### Recorded data

__________

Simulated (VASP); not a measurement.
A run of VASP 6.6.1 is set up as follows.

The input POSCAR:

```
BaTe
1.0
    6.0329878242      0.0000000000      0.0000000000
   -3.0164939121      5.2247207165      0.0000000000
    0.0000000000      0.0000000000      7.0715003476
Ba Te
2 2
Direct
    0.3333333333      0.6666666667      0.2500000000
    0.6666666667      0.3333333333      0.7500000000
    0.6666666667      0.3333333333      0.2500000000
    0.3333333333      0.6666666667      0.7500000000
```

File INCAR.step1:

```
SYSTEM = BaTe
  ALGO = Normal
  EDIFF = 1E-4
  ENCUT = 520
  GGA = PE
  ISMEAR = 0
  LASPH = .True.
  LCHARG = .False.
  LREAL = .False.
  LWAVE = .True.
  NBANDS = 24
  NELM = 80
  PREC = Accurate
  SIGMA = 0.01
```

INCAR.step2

__________

### Task item
Reproduce the data exactly. Keep every line intact.

### Exercise solution
Simulated (VASP); not a measurement.
A run of VASP 6.6.1 is set up as follows.

The input POSCAR:

```
BaTe
1.0
    6.0329878242      0.0000000000      0.0000000000
   -3.0164939121      5.2247207165      0.0000000000
    0.0000000000      0.0000000000      7.0715003476
Ba Te
2 2
Direct
    0.3333333333      0.6666666667      0.2500000000
    0.6666666667      0.3333333333      0.7500000000
    0.6666666667      0.3333333333      0.2500000000
    0.3333333333      0.6666666667      0.7500000000
```

File INCAR.step1:

```
SYSTEM = BaTe
  ALGO = Normal
  EDIFF = 1E-4
  ENCUT = 520
  GGA = PE
  ISMEAR = 0
  LASPH = .True.
  LCHARG = .False.
  LREAL = .False.
  LWAVE = .True.
  NBANDS = 24
  NELM = 80
  PREC = Accurate
  SIGMA = 0.01
```

INCAR.step2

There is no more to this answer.